- - -

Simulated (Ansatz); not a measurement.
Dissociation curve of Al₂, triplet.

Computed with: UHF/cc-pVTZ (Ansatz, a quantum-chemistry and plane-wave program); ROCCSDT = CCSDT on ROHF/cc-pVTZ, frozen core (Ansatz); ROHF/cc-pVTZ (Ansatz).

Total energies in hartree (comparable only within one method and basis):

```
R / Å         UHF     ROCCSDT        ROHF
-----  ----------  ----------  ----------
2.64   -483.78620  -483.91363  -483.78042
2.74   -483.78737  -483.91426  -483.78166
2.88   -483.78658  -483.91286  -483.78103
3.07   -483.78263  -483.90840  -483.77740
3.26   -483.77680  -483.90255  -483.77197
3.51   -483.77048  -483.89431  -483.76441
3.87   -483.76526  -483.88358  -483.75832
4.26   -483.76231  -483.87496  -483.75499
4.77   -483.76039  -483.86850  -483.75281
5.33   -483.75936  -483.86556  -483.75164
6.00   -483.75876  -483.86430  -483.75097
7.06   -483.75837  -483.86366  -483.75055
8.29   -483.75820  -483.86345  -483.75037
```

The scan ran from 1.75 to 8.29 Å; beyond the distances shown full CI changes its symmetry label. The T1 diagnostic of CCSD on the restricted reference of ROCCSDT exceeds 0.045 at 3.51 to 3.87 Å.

- - -

Begin with the first line of the listing above and write out each line exactly, ending with the line that contains "Total energies in".

Simulated (Ansatz); not a measurement.
Dissociation curve of Al₂, triplet.

Computed with: UHF/cc-pVTZ (Ansatz, a quantum-chemistry and plane-wave program); ROCCSDT = CCSDT on ROHF/cc-pVTZ, frozen core (Ansatz); ROHF/cc-pVTZ (Ansatz).

Total energies in hartree (comparable only within one method and basis):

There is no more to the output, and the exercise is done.